▸ **Work item**
Copy the lines below exactly. Start at the first and finish with the line containing "-2.7 | -4.1 / -1.1 |".

________________________

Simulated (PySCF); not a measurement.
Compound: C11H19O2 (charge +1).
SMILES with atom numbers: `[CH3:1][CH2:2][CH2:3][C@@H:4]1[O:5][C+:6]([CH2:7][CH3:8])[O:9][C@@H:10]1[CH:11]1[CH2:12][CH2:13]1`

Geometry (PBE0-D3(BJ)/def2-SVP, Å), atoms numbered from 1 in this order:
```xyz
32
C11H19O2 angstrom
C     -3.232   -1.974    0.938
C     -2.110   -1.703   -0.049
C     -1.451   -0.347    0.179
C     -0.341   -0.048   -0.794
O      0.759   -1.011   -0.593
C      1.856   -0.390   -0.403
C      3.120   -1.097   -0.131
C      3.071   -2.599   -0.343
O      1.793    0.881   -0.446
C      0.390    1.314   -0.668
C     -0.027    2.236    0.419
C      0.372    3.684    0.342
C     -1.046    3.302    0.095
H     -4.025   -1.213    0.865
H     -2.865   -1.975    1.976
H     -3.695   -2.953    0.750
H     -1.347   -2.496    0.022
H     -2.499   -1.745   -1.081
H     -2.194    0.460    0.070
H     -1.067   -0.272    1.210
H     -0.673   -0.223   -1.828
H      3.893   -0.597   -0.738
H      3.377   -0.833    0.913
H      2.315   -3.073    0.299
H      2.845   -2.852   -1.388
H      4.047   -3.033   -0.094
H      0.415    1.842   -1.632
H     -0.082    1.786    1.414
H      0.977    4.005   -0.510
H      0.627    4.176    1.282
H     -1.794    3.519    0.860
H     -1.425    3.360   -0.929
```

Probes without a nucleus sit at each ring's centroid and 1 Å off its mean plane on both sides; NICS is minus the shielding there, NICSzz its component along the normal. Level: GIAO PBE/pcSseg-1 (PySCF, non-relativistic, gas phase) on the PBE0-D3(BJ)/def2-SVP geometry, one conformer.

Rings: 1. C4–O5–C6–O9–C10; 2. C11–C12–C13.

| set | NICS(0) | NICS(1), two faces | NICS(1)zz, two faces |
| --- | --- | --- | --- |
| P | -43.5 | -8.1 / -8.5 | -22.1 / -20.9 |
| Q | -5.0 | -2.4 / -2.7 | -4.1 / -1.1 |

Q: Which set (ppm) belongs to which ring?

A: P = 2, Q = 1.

________________________

▸ **Task solution**
Simulated (PySCF); not a measurement.
Compound: C11H19O2 (charge +1).
SMILES with atom numbers: `[CH3:1][CH2:2][CH2:3][C@@H:4]1[O:5][C+:6]([CH2:7][CH3:8])[O:9][C@@H:10]1[CH:11]1[CH2:12][CH2:13]1`

Geometry (PBE0-D3(BJ)/def2-SVP, Å), atoms numbered from 1 in this order:
```xyz
32
C11H19O2 angstrom
C     -3.232   -1.974    0.938
C     -2.110   -1.703   -0.049
C     -1.451   -0.347    0.179
C     -0.341   -0.048   -0.794
O      0.759   -1.011   -0.593
C      1.856   -0.390   -0.403
C      3.120   -1.097   -0.131
C      3.071   -2.599   -0.343
O      1.793    0.881   -0.446
C      0.390    1.314   -0.668
C     -0.027    2.236    0.419
C      0.372    3.684    0.342
C     -1.046    3.302    0.095
H     -4.025   -1.213    0.865
H     -2.865   -1.975    1.976
H     -3.695   -2.953    0.750
H     -1.347   -2.496    0.022
H     -2.499   -1.745   -1.081
H     -2.194    0.460    0.070
H     -1.067   -0.272    1.210
H     -0.673   -0.223   -1.828
H      3.893   -0.597   -0.738
H      3.377   -0.833    0.913
H      2.315   -3.073    0.299
H      2.845   -2.852   -1.388
H      4.047   -3.033   -0.094
H      0.415    1.842   -1.632
H     -0.082    1.786    1.414
H      0.977    4.005   -0.510
H      0.627    4.176    1.282
H     -1.794    3.519    0.860
H     -1.425    3.360   -0.929
```

Probes without a nucleus sit at each ring's centroid and 1 Å off its mean plane on both sides; NICS is minus the shielding there, NICSzz its component along the normal. Level: GIAO PBE/pcSseg-1 (PySCF, non-relativistic, gas phase) on the PBE0-D3(BJ)/def2-SVP geometry, one conformer.

Rings: 1. C4–O5–C6–O9–C10; 2. C11–C12–C13.

| set | NICS(0) | NICS(1), two faces | NICS(1)zz, two faces |
| --- | --- | --- | --- |
| P | -43.5 | -8.1 / -8.5 | -22.1 / -20.9 |
| Q | -5.0 | -2.4 / -2.7 | -4.1 / -1.1 |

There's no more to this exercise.